»»
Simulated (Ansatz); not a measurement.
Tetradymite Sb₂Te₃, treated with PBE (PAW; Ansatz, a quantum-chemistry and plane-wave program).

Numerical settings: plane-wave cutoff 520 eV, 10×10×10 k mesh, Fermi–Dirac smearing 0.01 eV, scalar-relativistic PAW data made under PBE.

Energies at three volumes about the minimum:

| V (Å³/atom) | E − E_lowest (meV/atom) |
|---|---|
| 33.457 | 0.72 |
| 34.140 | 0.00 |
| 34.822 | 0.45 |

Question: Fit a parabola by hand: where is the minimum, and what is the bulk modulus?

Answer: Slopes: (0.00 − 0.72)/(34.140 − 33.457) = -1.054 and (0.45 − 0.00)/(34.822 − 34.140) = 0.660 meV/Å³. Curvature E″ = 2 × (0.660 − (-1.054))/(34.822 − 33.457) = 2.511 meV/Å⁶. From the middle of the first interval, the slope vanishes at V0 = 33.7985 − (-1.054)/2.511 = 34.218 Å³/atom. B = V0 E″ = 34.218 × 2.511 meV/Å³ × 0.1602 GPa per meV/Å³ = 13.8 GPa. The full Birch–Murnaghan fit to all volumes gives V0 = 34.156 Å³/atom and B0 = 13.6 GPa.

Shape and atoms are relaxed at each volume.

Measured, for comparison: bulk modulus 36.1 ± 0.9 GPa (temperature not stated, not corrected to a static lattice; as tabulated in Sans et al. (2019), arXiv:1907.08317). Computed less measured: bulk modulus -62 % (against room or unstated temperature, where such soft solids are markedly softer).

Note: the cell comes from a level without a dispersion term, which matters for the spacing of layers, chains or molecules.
««

◆ Assignment ◆
Repeat word for word the lines above that run from the line containing "Question: Fit a" through the line containing "Measured, for comparison: bulk", both ends included, and nothing else.

◆ Written solution ◆
Question: Fit a parabola by hand: where is the minimum, and what is the bulk modulus?

Answer: Slopes: (0.00 − 0.72)/(34.140 − 33.457) = -1.054 and (0.45 − 0.00)/(34.822 − 34.140) = 0.660 meV/Å³. Curvature E″ = 2 × (0.660 − (-1.054))/(34.822 − 33.457) = 2.511 meV/Å⁶. From the middle of the first interval, the slope vanishes at V0 = 33.7985 − (-1.054)/2.511 = 34.218 Å³/atom. B = V0 E″ = 34.218 × 2.511 meV/Å³ × 0.1602 GPa per meV/Å³ = 13.8 GPa. The full Birch–Murnaghan fit to all volumes gives V0 = 34.156 Å³/atom and B0 = 13.6 GPa.

Shape and atoms are relaxed at each volume.

Measured, for comparison: bulk modulus 36.1 ± 0.9 GPa (temperature not stated, not corrected to a static lattice; as tabulated in Sans et al. (2019), arXiv:1907.08317). Computed less measured: bulk modulus -62 % (against room or unstated temperature, where such soft solids are markedly softer).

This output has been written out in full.